■ **Data excerpts**
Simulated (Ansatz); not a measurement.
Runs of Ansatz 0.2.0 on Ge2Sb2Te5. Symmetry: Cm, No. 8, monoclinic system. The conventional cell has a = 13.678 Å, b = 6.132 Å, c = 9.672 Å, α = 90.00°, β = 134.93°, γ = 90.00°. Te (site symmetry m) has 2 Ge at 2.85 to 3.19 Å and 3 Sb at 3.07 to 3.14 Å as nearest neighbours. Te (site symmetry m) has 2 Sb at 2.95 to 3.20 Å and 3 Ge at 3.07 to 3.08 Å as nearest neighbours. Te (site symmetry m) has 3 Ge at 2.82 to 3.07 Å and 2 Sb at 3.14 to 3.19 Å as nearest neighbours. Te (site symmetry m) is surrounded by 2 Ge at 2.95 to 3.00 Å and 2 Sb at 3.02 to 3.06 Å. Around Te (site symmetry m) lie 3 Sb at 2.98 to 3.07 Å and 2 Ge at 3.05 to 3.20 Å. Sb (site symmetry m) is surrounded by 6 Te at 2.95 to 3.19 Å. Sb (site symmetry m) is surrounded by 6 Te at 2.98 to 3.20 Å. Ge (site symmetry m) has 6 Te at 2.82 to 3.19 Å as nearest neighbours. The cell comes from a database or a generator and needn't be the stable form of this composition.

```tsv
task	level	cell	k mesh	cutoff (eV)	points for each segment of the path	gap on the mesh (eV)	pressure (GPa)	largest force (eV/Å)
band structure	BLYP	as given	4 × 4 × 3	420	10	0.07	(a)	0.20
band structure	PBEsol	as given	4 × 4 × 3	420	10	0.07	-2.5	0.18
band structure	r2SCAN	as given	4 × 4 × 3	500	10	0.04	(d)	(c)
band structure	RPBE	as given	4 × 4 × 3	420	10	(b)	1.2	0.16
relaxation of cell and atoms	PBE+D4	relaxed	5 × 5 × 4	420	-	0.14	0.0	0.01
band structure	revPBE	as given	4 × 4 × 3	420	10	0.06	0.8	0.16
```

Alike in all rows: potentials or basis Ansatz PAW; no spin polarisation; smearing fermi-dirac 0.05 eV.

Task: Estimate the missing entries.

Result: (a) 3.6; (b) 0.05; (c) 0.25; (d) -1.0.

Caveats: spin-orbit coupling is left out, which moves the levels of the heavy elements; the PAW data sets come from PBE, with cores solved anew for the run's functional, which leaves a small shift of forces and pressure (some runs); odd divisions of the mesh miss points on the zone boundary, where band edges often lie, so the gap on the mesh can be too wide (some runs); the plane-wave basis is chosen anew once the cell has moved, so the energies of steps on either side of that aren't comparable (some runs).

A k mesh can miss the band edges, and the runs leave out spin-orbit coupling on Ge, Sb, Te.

■ **Work request**
Return the entries above unchanged, starting at the first line and stopping after the line with "Result: (a) 3.6;".

■ **Written reply**
Simulated (Ansatz); not a measurement.
Runs of Ansatz 0.2.0 on Ge2Sb2Te5. Symmetry: Cm, No. 8, monoclinic system. The conventional cell has a = 13.678 Å, b = 6.132 Å, c = 9.672 Å, α = 90.00°, β = 134.93°, γ = 90.00°. Te (site symmetry m) has 2 Ge at 2.85 to 3.19 Å and 3 Sb at 3.07 to 3.14 Å as nearest neighbours. Te (site symmetry m) has 2 Sb at 2.95 to 3.20 Å and 3 Ge at 3.07 to 3.08 Å as nearest neighbours. Te (site symmetry m) has 3 Ge at 2.82 to 3.07 Å and 2 Sb at 3.14 to 3.19 Å as nearest neighbours. Te (site symmetry m) is surrounded by 2 Ge at 2.95 to 3.00 Å and 2 Sb at 3.02 to 3.06 Å. Around Te (site symmetry m) lie 3 Sb at 2.98 to 3.07 Å and 2 Ge at 3.05 to 3.20 Å. Sb (site symmetry m) is surrounded by 6 Te at 2.95 to 3.19 Å. Sb (site symmetry m) is surrounded by 6 Te at 2.98 to 3.20 Å. Ge (site symmetry m) has 6 Te at 2.82 to 3.19 Å as nearest neighbours. The cell comes from a database or a generator and needn't be the stable form of this composition.

```tsv
task	level	cell	k mesh	cutoff (eV)	points for each segment of the path	gap on the mesh (eV)	pressure (GPa)	largest force (eV/Å)
band structure	BLYP	as given	4 × 4 × 3	420	10	0.07	(a)	0.20
band structure	PBEsol	as given	4 × 4 × 3	420	10	0.07	-2.5	0.18
band structure	r2SCAN	as given	4 × 4 × 3	500	10	0.04	(d)	(c)
band structure	RPBE	as given	4 × 4 × 3	420	10	(b)	1.2	0.16
relaxation of cell and atoms	PBE+D4	relaxed	5 × 5 × 4	420	-	0.14	0.0	0.01
band structure	revPBE	as given	4 × 4 × 3	420	10	0.06	0.8	0.16
```

Alike in all rows: potentials or basis Ansatz PAW; no spin polarisation; smearing fermi-dirac 0.05 eV.

Task: Estimate the missing entries.

Result: (a) 3.6; (b) 0.05; (c) 0.25; (d) -1.0.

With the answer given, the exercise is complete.